REQUIREMENT:
Your answer should be the lines below from the one holding "GTH-PBE-q4; TZVP-MOLOPT-PBE-GTH basis" through the one holding "Solution. Band gap", copied exactly and with nothing else.

PROVIDED DATA:
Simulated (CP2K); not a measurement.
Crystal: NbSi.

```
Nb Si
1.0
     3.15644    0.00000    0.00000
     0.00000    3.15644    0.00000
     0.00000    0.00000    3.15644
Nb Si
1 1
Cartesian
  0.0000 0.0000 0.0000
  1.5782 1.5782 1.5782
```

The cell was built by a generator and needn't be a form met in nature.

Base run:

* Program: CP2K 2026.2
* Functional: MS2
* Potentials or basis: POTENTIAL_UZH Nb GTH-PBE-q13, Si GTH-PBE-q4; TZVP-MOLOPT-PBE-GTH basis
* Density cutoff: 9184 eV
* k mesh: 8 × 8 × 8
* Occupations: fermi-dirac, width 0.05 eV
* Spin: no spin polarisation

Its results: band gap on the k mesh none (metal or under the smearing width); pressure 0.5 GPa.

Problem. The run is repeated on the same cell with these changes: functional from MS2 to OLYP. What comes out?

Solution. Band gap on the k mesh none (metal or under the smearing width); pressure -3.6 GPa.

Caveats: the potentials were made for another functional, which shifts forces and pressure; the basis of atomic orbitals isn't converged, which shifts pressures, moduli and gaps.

EXERCISE ANSWER:
* Potentials or basis: POTENTIAL_UZH Nb GTH-PBE-q13, Si GTH-PBE-q4; TZVP-MOLOPT-PBE-GTH basis
* Density cutoff: 9184 eV
* k mesh: 8 × 8 × 8
* Occupations: fermi-dirac, width 0.05 eV
* Spin: no spin polarisation

Its results: band gap on the k mesh none (metal or under the smearing width); pressure 0.5 GPa.

Problem. The run is repeated on the same cell with these changes: functional from MS2 to OLYP. What comes out?

Solution. Band gap on the k mesh none (metal or under the smearing width); pressure -3.6 GPa.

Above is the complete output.